**DATASET RECORDS**.
----------
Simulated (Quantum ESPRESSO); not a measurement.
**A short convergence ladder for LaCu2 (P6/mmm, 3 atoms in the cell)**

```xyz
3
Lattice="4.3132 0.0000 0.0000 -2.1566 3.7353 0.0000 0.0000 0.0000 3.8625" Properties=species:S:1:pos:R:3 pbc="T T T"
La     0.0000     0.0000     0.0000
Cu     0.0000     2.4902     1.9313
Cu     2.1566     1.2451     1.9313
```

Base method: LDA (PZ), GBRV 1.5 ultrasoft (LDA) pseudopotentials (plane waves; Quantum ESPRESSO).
----------

**WORK REQUEST**. Write the listing out again, matching every line exactly.

**YOUR SOLUTION**.
Simulated (Quantum ESPRESSO); not a measurement.
**A short convergence ladder for LaCu2 (P6/mmm, 3 atoms in the cell)**

```xyz
3
Lattice="4.3132 0.0000 0.0000 -2.1566 3.7353 0.0000 0.0000 0.0000 3.8625" Properties=species:S:1:pos:R:3 pbc="T T T"
La     0.0000     0.0000     0.0000
Cu     0.0000     2.4902     1.9313
Cu     2.1566     1.2451     1.9313
```

Base method: LDA (PZ), GBRV 1.5 ultrasoft (LDA) pseudopotentials (plane waves; Quantum ESPRESSO).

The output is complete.